* [Supplied material]:
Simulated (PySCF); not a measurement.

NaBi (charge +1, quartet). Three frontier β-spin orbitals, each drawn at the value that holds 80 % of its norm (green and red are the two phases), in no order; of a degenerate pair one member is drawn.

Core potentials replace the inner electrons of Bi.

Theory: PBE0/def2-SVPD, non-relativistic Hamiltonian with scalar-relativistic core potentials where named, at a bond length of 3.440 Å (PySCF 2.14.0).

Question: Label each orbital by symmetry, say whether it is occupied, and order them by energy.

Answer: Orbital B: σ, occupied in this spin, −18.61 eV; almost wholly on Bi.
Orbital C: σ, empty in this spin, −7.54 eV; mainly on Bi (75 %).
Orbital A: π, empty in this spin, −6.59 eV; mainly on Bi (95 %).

* [Exercise]: All of the data above needs to be written out exactly.

* [Exercise answer]:
Simulated (PySCF); not a measurement.

NaBi (charge +1, quartet). Three frontier β-spin orbitals, each drawn at the value that holds 80 % of its norm (green and red are the two phases), in no order; of a degenerate pair one member is drawn.

Core potentials replace the inner electrons of Bi.

Theory: PBE0/def2-SVPD, non-relativistic Hamiltonian with scalar-relativistic core potentials where named, at a bond length of 3.440 Å (PySCF 2.14.0).

Question: Label each orbital by symmetry, say whether it is occupied, and order them by energy.

Answer: Orbital B: σ, occupied in this spin, −18.61 eV; almost wholly on Bi.
Orbital C: σ, empty in this spin, −7.54 eV; mainly on Bi (75 %).
Orbital A: π, empty in this spin, −6.59 eV; mainly on Bi (95 %).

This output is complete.